SOURCE INFORMATION:
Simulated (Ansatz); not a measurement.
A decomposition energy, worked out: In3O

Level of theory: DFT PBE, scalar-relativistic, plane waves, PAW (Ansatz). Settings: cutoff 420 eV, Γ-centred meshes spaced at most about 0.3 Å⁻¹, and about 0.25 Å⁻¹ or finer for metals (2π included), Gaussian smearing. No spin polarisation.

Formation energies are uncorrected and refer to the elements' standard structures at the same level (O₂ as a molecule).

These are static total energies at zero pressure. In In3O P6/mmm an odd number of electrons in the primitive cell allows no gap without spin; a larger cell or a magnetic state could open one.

WORK ITEM: Write the records out again so that each one matches the original exactly.

EXERCISE RESULT:
Simulated (Ansatz); not a measurement.
A decomposition energy, worked out: In3O

Level of theory: DFT PBE, scalar-relativistic, plane waves, PAW (Ansatz). Settings: cutoff 420 eV, Γ-centred meshes spaced at most about 0.3 Å⁻¹, and about 0.25 Å⁻¹ or finer for metals (2π included), Gaussian smearing. No spin polarisation.

Formation energies are uncorrected and refer to the elements' standard structures at the same level (O₂ as a molecule).

These are static total energies at zero pressure. In In3O P6/mmm an odd number of electrons in the primitive cell allows no gap without spin; a larger cell or a magnetic state could open one.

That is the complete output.